▸ **ACTIVITY**
From the first line to the last, write out the material verbatim.

▸ **RECORD SET**
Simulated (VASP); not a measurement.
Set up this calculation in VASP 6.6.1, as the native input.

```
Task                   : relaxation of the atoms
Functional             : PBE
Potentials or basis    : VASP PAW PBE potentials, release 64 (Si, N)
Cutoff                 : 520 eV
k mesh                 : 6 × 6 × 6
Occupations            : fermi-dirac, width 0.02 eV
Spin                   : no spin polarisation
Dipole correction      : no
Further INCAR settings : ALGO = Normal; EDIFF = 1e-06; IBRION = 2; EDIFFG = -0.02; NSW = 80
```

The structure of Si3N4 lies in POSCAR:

▸ **YOUR SOLUTION**
Simulated (VASP); not a measurement.
Set up this calculation in VASP 6.6.1, as the native input.

```
Task                   : relaxation of the atoms
Functional             : PBE
Potentials or basis    : VASP PAW PBE potentials, release 64 (Si, N)
Cutoff                 : 520 eV
k mesh                 : 6 × 6 × 6
Occupations            : fermi-dirac, width 0.02 eV
Spin                   : no spin polarisation
Dipole correction      : no
Further INCAR settings : ALGO = Normal; EDIFF = 1e-06; IBRION = 2; EDIFFG = -0.02; NSW = 80
```

The structure of Si3N4 lies in POSCAR:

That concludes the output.